* _ACTIVITY_: Print the lines that run from the line with "Potentials or basis: VASP" to the line with "Task: Estimate the wall time of this run.", keeping both end lines, exactly as they appear in the entries below, and nothing else.

*** Opening SUPPLIED MATERIAL ***

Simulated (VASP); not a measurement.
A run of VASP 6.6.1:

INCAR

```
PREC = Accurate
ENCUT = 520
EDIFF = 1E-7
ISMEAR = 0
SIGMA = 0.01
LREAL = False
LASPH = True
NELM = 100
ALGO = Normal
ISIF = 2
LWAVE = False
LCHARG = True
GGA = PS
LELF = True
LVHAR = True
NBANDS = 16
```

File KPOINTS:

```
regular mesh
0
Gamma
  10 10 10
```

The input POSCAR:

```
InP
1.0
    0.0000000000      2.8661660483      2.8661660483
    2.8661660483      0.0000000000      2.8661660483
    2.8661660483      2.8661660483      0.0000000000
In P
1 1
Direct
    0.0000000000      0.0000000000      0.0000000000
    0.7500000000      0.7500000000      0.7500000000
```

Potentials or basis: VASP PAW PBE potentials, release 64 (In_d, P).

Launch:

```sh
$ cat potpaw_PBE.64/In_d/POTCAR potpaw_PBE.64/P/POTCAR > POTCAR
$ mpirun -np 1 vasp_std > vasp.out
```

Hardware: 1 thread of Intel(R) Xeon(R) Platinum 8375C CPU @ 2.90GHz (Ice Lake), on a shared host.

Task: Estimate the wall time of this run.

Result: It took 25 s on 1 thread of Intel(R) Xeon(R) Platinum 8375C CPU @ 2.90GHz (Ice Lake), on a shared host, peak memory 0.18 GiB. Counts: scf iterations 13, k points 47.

*** Closing SUPPLIED MATERIAL ***

* _TASK SOLUTION_:
Potentials or basis: VASP PAW PBE potentials, release 64 (In_d, P).

Launch:

```sh
$ cat potpaw_PBE.64/In_d/POTCAR potpaw_PBE.64/P/POTCAR > POTCAR
$ mpirun -np 1 vasp_std > vasp.out
```

Hardware: 1 thread of Intel(R) Xeon(R) Platinum 8375C CPU @ 2.90GHz (Ice Lake), on a shared host.

Task: Estimate the wall time of this run.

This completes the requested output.